BRIEF :: Every entry below needs to be repeated exactly as written.

ENTRIES SHOWN ::
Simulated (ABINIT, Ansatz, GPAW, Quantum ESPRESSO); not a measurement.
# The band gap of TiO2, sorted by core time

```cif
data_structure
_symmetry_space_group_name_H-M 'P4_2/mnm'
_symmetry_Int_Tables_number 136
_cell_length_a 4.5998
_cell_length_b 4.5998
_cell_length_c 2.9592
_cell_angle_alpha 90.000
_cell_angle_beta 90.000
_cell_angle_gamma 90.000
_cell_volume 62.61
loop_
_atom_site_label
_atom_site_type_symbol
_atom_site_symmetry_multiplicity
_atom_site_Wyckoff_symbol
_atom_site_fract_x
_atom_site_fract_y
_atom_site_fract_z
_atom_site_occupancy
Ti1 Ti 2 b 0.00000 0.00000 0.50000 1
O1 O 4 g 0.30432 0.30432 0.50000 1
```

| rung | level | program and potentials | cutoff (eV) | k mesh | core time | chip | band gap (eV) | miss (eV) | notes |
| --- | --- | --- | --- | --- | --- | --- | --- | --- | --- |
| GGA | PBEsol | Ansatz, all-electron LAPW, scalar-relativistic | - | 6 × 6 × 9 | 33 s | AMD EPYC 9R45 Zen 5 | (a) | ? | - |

SOLUTION ::
Simulated (ABINIT, Ansatz, GPAW, Quantum ESPRESSO); not a measurement.
# The band gap of TiO2, sorted by core time

```cif
data_structure
_symmetry_space_group_name_H-M 'P4_2/mnm'
_symmetry_Int_Tables_number 136
_cell_length_a 4.5998
_cell_length_b 4.5998
_cell_length_c 2.9592
_cell_angle_alpha 90.000
_cell_angle_beta 90.000
_cell_angle_gamma 90.000
_cell_volume 62.61
loop_
_atom_site_label
_atom_site_type_symbol
_atom_site_symmetry_multiplicity
_atom_site_Wyckoff_symbol
_atom_site_fract_x
_atom_site_fract_y
_atom_site_fract_z
_atom_site_occupancy
Ti1 Ti 2 b 0.00000 0.00000 0.50000 1
O1 O 4 g 0.30432 0.30432 0.50000 1
```

| rung | level | program and potentials | cutoff (eV) | k mesh | core time | chip | band gap (eV) | miss (eV) | notes |
| --- | --- | --- | --- | --- | --- | --- | --- | --- | --- |
| GGA | PBEsol | Ansatz, all-electron LAPW, scalar-relativistic | - | 6 × 6 × 9 | 33 s | AMD EPYC 9R45 Zen 5 | (a) | ? | - |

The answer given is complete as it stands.